BEGIN Data extract
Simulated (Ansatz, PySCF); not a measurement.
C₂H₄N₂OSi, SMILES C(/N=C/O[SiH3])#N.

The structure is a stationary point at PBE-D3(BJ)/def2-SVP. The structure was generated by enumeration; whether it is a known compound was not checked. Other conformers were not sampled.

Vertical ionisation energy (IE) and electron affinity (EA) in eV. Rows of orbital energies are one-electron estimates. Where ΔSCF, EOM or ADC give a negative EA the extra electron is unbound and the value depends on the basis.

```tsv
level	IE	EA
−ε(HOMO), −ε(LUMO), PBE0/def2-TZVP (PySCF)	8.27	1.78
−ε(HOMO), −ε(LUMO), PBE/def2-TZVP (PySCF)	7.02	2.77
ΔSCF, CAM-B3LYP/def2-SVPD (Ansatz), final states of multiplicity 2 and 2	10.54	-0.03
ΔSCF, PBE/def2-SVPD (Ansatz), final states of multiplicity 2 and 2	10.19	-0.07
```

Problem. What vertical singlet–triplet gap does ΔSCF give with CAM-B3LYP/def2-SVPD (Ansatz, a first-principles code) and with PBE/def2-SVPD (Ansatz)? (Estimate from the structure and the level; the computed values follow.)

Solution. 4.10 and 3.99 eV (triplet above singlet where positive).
END Data extract

**Work task:**
Print, please, the lines above from the very first through the one that holds "The structure is", both included, word for word and with nothing else.

**Answer section:**
Simulated (Ansatz, PySCF); not a measurement.
C₂H₄N₂OSi, SMILES C(/N=C/O[SiH3])#N.

The structure is a stationary point at PBE-D3(BJ)/def2-SVP. The structure was generated by enumeration; whether it is a known compound was not checked. Other conformers were not sampled.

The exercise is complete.